^^^^^^^^
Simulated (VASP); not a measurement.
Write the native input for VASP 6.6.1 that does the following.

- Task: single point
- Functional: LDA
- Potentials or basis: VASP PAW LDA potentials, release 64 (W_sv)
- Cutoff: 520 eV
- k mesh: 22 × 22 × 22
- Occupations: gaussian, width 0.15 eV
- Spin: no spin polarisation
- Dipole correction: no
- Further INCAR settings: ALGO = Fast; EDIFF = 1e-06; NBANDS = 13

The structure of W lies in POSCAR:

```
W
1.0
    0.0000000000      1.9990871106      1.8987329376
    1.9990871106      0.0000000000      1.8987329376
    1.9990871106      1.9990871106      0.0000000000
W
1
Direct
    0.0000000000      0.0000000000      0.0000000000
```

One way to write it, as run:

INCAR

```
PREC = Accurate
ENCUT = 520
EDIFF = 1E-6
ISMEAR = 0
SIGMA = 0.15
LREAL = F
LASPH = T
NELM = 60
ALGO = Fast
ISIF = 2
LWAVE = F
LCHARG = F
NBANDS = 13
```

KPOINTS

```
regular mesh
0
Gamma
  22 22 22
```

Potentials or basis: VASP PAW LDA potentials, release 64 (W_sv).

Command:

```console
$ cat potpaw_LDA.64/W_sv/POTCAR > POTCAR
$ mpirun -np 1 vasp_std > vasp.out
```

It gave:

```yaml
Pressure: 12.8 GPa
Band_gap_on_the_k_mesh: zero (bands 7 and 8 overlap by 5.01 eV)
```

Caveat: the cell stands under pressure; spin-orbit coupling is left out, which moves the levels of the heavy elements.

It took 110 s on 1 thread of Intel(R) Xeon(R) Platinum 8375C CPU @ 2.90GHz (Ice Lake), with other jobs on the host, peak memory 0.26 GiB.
^^^^^^^^

REQUIREMENT -
Look above for the line holding "- Occupations: gaussian, width 0.15 eV" and the line holding "Caveat: the cell", then output exactly those two lines and every line between them, nothing more.

YOUR SOLUTION -
- Occupations: gaussian, width 0.15 eV
- Spin: no spin polarisation
- Dipole correction: no
- Further INCAR settings: ALGO = Fast; EDIFF = 1e-06; NBANDS = 13

The structure of W lies in POSCAR:

```
W
1.0
    0.0000000000      1.9990871106      1.8987329376
    1.9990871106      0.0000000000      1.8987329376
    1.9990871106      1.9990871106      0.0000000000
W
1
Direct
    0.0000000000      0.0000000000      0.0000000000
```

One way to write it, as run:

INCAR

```
PREC = Accurate
ENCUT = 520
EDIFF = 1E-6
ISMEAR = 0
SIGMA = 0.15
LREAL = F
LASPH = T
NELM = 60
ALGO = Fast
ISIF = 2
LWAVE = F
LCHARG = F
NBANDS = 13
```

KPOINTS

```
regular mesh
0
Gamma
  22 22 22
```

Potentials or basis: VASP PAW LDA potentials, release 64 (W_sv).

Command:

```console
$ cat potpaw_LDA.64/W_sv/POTCAR > POTCAR
$ mpirun -np 1 vasp_std > vasp.out
```

It gave:

```yaml
Pressure: 12.8 GPa
Band_gap_on_the_k_mesh: zero (bands 7 and 8 overlap by 5.01 eV)
```

Caveat: the cell stands under pressure; spin-orbit coupling is left out, which moves the levels of the heavy elements.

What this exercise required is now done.